● WORK ITEM
Print verbatim the opening line of the material and every subsequent line through the one containing "## (1) The starting structure".

### EXTRACTED INFORMATION ###

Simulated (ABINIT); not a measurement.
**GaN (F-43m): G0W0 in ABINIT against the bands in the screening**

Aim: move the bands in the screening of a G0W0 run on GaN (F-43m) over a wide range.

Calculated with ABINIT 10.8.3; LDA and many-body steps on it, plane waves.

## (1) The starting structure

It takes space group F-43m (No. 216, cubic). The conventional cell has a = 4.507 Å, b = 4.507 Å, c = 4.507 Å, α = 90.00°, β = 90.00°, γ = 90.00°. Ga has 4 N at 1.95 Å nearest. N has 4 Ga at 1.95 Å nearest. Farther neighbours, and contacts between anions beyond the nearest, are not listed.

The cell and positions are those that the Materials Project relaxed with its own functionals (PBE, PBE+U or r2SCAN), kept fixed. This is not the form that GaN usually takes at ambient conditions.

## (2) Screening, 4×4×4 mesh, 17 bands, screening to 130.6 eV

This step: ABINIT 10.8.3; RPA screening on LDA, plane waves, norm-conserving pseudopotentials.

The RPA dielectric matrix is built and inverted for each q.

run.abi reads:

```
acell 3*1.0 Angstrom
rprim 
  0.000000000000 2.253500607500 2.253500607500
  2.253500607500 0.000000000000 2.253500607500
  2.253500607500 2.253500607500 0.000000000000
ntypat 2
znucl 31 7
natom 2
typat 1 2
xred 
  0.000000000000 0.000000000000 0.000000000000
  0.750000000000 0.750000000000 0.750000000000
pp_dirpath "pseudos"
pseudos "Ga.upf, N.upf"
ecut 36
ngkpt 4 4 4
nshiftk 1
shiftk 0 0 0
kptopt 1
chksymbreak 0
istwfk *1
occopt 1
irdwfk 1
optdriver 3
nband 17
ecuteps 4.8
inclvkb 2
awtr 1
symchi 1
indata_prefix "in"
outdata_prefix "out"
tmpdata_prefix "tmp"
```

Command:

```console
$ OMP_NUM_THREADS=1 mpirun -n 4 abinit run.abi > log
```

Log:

###

● YOUR RESPONSE
Simulated (ABINIT); not a measurement.
**GaN (F-43m): G0W0 in ABINIT against the bands in the screening**

Aim: move the bands in the screening of a G0W0 run on GaN (F-43m) over a wide range.

Calculated with ABINIT 10.8.3; LDA and many-body steps on it, plane waves.

## (1) The starting structure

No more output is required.